> _Given entries_
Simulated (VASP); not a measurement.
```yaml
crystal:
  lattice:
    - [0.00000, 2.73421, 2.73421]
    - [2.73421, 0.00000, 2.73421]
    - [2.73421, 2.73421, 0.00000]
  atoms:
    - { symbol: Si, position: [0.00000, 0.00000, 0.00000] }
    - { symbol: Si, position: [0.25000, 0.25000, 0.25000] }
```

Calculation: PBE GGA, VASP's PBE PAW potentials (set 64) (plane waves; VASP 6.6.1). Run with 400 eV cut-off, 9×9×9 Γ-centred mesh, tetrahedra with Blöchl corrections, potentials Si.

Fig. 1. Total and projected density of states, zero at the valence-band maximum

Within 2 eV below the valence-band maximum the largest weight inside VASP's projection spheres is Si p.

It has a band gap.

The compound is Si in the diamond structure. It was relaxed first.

> _Action item_
Print the material word for word, with nothing left out.

> _Your solution_
Simulated (VASP); not a measurement.
```yaml
crystal:
  lattice:
    - [0.00000, 2.73421, 2.73421]
    - [2.73421, 0.00000, 2.73421]
    - [2.73421, 2.73421, 0.00000]
  atoms:
    - { symbol: Si, position: [0.00000, 0.00000, 0.00000] }
    - { symbol: Si, position: [0.25000, 0.25000, 0.25000] }
```

Calculation: PBE GGA, VASP's PBE PAW potentials (set 64) (plane waves; VASP 6.6.1). Run with 400 eV cut-off, 9×9×9 Γ-centred mesh, tetrahedra with Blöchl corrections, potentials Si.

Fig. 1. Total and projected density of states, zero at the valence-band maximum

Within 2 eV below the valence-band maximum the largest weight inside VASP's projection spheres is Si p.

It has a band gap.

The compound is Si in the diamond structure. It was relaxed first.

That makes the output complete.